◇ ◇ ◇
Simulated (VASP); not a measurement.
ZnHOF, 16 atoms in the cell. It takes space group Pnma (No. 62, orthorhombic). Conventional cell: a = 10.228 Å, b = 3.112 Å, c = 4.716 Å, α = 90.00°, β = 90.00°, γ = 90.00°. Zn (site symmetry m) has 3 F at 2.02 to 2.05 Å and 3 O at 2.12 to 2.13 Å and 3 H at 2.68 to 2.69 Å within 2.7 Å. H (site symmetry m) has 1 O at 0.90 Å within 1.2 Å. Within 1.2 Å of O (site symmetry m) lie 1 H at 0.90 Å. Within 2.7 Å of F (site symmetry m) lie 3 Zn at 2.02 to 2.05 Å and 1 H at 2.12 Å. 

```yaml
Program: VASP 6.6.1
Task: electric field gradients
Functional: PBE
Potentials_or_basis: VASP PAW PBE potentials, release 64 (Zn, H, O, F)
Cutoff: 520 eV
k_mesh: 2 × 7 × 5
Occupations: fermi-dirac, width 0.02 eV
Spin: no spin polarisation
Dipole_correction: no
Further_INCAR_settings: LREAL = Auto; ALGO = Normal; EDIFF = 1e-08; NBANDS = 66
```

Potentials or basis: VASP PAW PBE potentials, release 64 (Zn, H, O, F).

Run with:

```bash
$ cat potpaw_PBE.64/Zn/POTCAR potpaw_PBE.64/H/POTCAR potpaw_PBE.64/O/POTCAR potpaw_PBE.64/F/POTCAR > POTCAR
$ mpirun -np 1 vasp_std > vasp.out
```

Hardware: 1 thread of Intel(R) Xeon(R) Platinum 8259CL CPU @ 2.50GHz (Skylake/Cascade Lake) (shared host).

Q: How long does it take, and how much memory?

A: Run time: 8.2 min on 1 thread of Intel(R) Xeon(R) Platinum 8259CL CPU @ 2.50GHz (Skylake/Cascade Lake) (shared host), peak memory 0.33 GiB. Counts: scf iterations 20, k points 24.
◇ ◇ ◇

■ Work task: Using the data above, print exactly the lines from the line that contains "Hardware: 1 thread" through the line that contains "Q: How long", with both included.

■ Response box:
Hardware: 1 thread of Intel(R) Xeon(R) Platinum 8259CL CPU @ 2.50GHz (Skylake/Cascade Lake) (shared host).

Q: How long does it take, and how much memory?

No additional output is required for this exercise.